ASSIGNED TASK ->
The reply should consist of every entry, repeated exactly.

── GIVEN ENTRIES ──
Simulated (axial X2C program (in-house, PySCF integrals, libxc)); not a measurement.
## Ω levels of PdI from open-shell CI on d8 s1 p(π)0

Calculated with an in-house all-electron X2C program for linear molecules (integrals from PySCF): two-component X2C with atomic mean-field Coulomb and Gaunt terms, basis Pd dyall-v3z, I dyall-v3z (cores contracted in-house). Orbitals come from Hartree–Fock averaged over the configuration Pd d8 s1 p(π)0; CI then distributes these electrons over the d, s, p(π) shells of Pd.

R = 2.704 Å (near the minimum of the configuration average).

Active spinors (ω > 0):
───

WRITTEN REPLY ->
Simulated (axial X2C program (in-house, PySCF integrals, libxc)); not a measurement.
## Ω levels of PdI from open-shell CI on d8 s1 p(π)0

Calculated with an in-house all-electron X2C program for linear molecules (integrals from PySCF): two-component X2C with atomic mean-field Coulomb and Gaunt terms, basis Pd dyall-v3z, I dyall-v3z (cores contracted in-house). Orbitals come from Hartree–Fock averaged over the configuration Pd d8 s1 p(π)0; CI then distributes these electrons over the d, s, p(π) shells of Pd.

R = 2.704 Å (near the minimum of the configuration average).

Active spinors (ω > 0):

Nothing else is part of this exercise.